Content starts
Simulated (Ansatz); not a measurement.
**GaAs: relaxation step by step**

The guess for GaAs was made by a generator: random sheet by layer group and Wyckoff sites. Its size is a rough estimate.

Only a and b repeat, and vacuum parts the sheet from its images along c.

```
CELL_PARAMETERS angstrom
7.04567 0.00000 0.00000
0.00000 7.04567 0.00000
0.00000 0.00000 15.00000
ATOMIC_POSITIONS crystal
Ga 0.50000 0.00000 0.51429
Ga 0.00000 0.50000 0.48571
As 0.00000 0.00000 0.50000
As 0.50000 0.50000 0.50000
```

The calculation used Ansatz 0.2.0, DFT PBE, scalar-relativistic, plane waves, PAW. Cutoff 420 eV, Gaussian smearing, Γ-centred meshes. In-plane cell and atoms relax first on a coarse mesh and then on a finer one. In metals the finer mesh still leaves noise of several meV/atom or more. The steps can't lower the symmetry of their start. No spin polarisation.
Content ends

* Brief: Extract the complete listing verbatim.

* Your response:
Simulated (Ansatz); not a measurement.
**GaAs: relaxation step by step**

The guess for GaAs was made by a generator: random sheet by layer group and Wyckoff sites. Its size is a rough estimate.

Only a and b repeat, and vacuum parts the sheet from its images along c.

```
CELL_PARAMETERS angstrom
7.04567 0.00000 0.00000
0.00000 7.04567 0.00000
0.00000 0.00000 15.00000
ATOMIC_POSITIONS crystal
Ga 0.50000 0.00000 0.51429
Ga 0.00000 0.50000 0.48571
As 0.00000 0.00000 0.50000
As 0.50000 0.50000 0.50000
```

The calculation used Ansatz 0.2.0, DFT PBE, scalar-relativistic, plane waves, PAW. Cutoff 420 eV, Gaussian smearing, Γ-centred meshes. In-plane cell and atoms relax first on a coarse mesh and then on a finer one. In metals the finer mesh still leaves noise of several meV/atom or more. The steps can't lower the symmetry of their start. No spin polarisation.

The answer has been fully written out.